Supplied material:
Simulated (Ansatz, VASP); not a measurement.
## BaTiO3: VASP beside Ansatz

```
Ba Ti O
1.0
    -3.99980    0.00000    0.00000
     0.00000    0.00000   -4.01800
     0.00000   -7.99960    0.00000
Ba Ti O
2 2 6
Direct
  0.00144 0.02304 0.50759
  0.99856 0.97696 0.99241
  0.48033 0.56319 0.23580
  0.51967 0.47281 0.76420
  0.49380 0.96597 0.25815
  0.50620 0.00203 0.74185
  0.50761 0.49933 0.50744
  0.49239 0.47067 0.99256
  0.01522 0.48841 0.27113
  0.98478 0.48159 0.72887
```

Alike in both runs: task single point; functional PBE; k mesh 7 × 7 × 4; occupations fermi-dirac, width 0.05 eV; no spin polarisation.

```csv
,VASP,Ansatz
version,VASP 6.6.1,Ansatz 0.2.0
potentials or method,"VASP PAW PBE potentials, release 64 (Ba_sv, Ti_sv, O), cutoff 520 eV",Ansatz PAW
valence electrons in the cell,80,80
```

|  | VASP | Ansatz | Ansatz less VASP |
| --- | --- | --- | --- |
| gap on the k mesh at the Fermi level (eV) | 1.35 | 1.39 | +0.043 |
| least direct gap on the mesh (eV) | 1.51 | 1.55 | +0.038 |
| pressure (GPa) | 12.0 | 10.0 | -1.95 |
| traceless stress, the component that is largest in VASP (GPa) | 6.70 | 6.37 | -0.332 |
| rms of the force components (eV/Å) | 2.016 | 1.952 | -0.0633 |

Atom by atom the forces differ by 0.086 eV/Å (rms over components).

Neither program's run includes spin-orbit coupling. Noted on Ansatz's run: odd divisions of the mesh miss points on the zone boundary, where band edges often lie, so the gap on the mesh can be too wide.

Assignment:
Restate the listing word for word, but only from its first line through the line with "Atom by atom", keeping both end lines.

Worked solution:
Simulated (Ansatz, VASP); not a measurement.
## BaTiO3: VASP beside Ansatz

```
Ba Ti O
1.0
    -3.99980    0.00000    0.00000
     0.00000    0.00000   -4.01800
     0.00000   -7.99960    0.00000
Ba Ti O
2 2 6
Direct
  0.00144 0.02304 0.50759
  0.99856 0.97696 0.99241
  0.48033 0.56319 0.23580
  0.51967 0.47281 0.76420
  0.49380 0.96597 0.25815
  0.50620 0.00203 0.74185
  0.50761 0.49933 0.50744
  0.49239 0.47067 0.99256
  0.01522 0.48841 0.27113
  0.98478 0.48159 0.72887
```

Alike in both runs: task single point; functional PBE; k mesh 7 × 7 × 4; occupations fermi-dirac, width 0.05 eV; no spin polarisation.

```csv
,VASP,Ansatz
version,VASP 6.6.1,Ansatz 0.2.0
potentials or method,"VASP PAW PBE potentials, release 64 (Ba_sv, Ti_sv, O), cutoff 520 eV",Ansatz PAW
valence electrons in the cell,80,80
```

|  | VASP | Ansatz | Ansatz less VASP |
| --- | --- | --- | --- |
| gap on the k mesh at the Fermi level (eV) | 1.35 | 1.39 | +0.043 |
| least direct gap on the mesh (eV) | 1.51 | 1.55 | +0.038 |
| pressure (GPa) | 12.0 | 10.0 | -1.95 |
| traceless stress, the component that is largest in VASP (GPa) | 6.70 | 6.37 | -0.332 |
| rms of the force components (eV/Å) | 2.016 | 1.952 | -0.0633 |

Atom by atom the forces differ by 0.086 eV/Å (rms over components).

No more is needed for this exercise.